[Records shown Boundary: Start]
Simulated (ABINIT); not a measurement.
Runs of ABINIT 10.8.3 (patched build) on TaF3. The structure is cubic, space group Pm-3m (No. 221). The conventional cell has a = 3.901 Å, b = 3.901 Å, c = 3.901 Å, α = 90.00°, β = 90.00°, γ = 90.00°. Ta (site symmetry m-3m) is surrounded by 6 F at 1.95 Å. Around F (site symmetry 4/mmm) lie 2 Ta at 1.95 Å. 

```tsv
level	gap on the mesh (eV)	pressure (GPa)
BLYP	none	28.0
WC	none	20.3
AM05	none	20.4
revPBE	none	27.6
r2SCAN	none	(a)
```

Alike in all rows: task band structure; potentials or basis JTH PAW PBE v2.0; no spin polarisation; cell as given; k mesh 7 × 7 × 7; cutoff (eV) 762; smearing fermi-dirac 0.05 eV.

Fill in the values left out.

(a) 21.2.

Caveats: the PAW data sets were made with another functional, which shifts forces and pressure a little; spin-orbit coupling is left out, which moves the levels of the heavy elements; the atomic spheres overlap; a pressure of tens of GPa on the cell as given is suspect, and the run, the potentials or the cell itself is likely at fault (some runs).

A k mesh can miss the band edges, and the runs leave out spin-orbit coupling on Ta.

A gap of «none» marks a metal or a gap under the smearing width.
[Records shown Boundary: End]

Assignment:
The whole of the material above should be written out again, exactly.

Answer space:
Simulated (ABINIT); not a measurement.
Runs of ABINIT 10.8.3 (patched build) on TaF3. The structure is cubic, space group Pm-3m (No. 221). The conventional cell has a = 3.901 Å, b = 3.901 Å, c = 3.901 Å, α = 90.00°, β = 90.00°, γ = 90.00°. Ta (site symmetry m-3m) is surrounded by 6 F at 1.95 Å. Around F (site symmetry 4/mmm) lie 2 Ta at 1.95 Å. 

```tsv
level	gap on the mesh (eV)	pressure (GPa)
BLYP	none	28.0
WC	none	20.3
AM05	none	20.4
revPBE	none	27.6
r2SCAN	none	(a)
```

Alike in all rows: task band structure; potentials or basis JTH PAW PBE v2.0; no spin polarisation; cell as given; k mesh 7 × 7 × 7; cutoff (eV) 762; smearing fermi-dirac 0.05 eV.

Fill in the values left out.

(a) 21.2.

Caveats: the PAW data sets were made with another functional, which shifts forces and pressure a little; spin-orbit coupling is left out, which moves the levels of the heavy elements; the atomic spheres overlap; a pressure of tens of GPa on the cell as given is suspect, and the run, the potentials or the cell itself is likely at fault (some runs).

A k mesh can miss the band edges, and the runs leave out spin-orbit coupling on Ta.

A gap of «none» marks a metal or a gap under the smearing width.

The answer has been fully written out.